**Stored data:**
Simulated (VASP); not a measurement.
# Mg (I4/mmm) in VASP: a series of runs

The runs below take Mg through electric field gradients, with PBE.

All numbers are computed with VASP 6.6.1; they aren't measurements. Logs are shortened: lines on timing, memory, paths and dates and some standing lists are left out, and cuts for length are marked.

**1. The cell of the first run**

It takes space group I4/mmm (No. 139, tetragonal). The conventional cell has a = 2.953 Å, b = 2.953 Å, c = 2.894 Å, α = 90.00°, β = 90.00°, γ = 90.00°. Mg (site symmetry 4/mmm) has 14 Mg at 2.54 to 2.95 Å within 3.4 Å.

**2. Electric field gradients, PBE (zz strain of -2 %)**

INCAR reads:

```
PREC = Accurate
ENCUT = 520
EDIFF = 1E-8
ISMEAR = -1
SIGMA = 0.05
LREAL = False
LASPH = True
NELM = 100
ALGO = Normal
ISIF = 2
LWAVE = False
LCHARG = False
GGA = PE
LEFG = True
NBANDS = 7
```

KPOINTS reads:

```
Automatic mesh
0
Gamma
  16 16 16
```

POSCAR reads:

**Assigned task:**
Could you write out all the entries exactly as given?

**Response:**
Simulated (VASP); not a measurement.
# Mg (I4/mmm) in VASP: a series of runs

The runs below take Mg through electric field gradients, with PBE.

All numbers are computed with VASP 6.6.1; they aren't measurements. Logs are shortened: lines on timing, memory, paths and dates and some standing lists are left out, and cuts for length are marked.

**1. The cell of the first run**

It takes space group I4/mmm (No. 139, tetragonal). The conventional cell has a = 2.953 Å, b = 2.953 Å, c = 2.894 Å, α = 90.00°, β = 90.00°, γ = 90.00°. Mg (site symmetry 4/mmm) has 14 Mg at 2.54 to 2.95 Å within 3.4 Å.

**2. Electric field gradients, PBE (zz strain of -2 %)**

INCAR reads:

```
PREC = Accurate
ENCUT = 520
EDIFF = 1E-8
ISMEAR = -1
SIGMA = 0.05
LREAL = False
LASPH = True
NELM = 100
ALGO = Normal
ISIF = 2
LWAVE = False
LCHARG = False
GGA = PE
LEFG = True
NBANDS = 7
```

KPOINTS reads:

```
Automatic mesh
0
Gamma
  16 16 16
```

POSCAR reads:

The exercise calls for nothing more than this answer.